Work instruction: Return all of the lines below exactly as they are.

Extracted material:
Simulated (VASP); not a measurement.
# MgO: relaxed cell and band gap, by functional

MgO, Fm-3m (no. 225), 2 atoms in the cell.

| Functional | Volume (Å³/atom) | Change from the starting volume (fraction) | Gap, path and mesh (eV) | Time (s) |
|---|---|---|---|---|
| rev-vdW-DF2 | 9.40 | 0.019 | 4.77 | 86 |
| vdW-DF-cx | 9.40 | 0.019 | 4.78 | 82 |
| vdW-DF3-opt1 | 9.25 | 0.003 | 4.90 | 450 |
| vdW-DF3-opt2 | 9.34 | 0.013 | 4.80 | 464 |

Exercise output:
Simulated (VASP); not a measurement.
# MgO: relaxed cell and band gap, by functional

MgO, Fm-3m (no. 225), 2 atoms in the cell.

| Functional | Volume (Å³/atom) | Change from the starting volume (fraction) | Gap, path and mesh (eV) | Time (s) |
|---|---|---|---|---|
| rev-vdW-DF2 | 9.40 | 0.019 | 4.77 | 86 |
| vdW-DF-cx | 9.40 | 0.019 | 4.78 | 82 |
| vdW-DF3-opt1 | 9.25 | 0.003 | 4.90 | 450 |
| vdW-DF3-opt2 | 9.34 | 0.013 | 4.80 | 464 |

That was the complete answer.